- [Provided material]:
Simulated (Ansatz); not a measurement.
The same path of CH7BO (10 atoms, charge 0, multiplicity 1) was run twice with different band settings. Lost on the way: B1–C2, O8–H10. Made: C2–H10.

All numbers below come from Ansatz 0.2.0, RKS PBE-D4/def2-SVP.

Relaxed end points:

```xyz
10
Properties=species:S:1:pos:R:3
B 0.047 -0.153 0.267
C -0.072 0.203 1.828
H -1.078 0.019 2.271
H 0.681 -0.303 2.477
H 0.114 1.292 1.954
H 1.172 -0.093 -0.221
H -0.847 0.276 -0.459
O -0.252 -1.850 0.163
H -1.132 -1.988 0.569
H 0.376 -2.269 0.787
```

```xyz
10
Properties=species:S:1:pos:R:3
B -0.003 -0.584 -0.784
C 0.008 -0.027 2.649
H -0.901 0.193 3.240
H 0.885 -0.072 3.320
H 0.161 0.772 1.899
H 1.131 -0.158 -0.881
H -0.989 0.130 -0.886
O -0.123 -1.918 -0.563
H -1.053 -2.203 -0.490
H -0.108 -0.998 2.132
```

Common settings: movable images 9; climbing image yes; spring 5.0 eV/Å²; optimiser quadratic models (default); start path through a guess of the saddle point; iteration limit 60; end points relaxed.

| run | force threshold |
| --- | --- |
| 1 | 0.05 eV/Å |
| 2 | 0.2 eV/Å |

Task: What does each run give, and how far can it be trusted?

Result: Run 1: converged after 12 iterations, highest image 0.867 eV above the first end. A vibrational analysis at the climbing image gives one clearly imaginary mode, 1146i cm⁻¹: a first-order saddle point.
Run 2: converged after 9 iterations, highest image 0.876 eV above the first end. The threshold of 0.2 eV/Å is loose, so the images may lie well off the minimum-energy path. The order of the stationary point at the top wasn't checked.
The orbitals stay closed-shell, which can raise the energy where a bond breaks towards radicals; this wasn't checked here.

- [Assigned task]: Return, exactly as they stand, the lines from the start of the records above through the line with "Task: What does", both ends included, and no other lines.

- [Expected answer]:
Simulated (Ansatz); not a measurement.
The same path of CH7BO (10 atoms, charge 0, multiplicity 1) was run twice with different band settings. Lost on the way: B1–C2, O8–H10. Made: C2–H10.

All numbers below come from Ansatz 0.2.0, RKS PBE-D4/def2-SVP.

Relaxed end points:

```xyz
10
Properties=species:S:1:pos:R:3
B 0.047 -0.153 0.267
C -0.072 0.203 1.828
H -1.078 0.019 2.271
H 0.681 -0.303 2.477
H 0.114 1.292 1.954
H 1.172 -0.093 -0.221
H -0.847 0.276 -0.459
O -0.252 -1.850 0.163
H -1.132 -1.988 0.569
H 0.376 -2.269 0.787
```

```xyz
10
Properties=species:S:1:pos:R:3
B -0.003 -0.584 -0.784
C 0.008 -0.027 2.649
H -0.901 0.193 3.240
H 0.885 -0.072 3.320
H 0.161 0.772 1.899
H 1.131 -0.158 -0.881
H -0.989 0.130 -0.886
O -0.123 -1.918 -0.563
H -1.053 -2.203 -0.490
H -0.108 -0.998 2.132
```

Common settings: movable images 9; climbing image yes; spring 5.0 eV/Å²; optimiser quadratic models (default); start path through a guess of the saddle point; iteration limit 60; end points relaxed.

| run | force threshold |
| --- | --- |
| 1 | 0.05 eV/Å |
| 2 | 0.2 eV/Å |

Task: What does each run give, and how far can it be trusted?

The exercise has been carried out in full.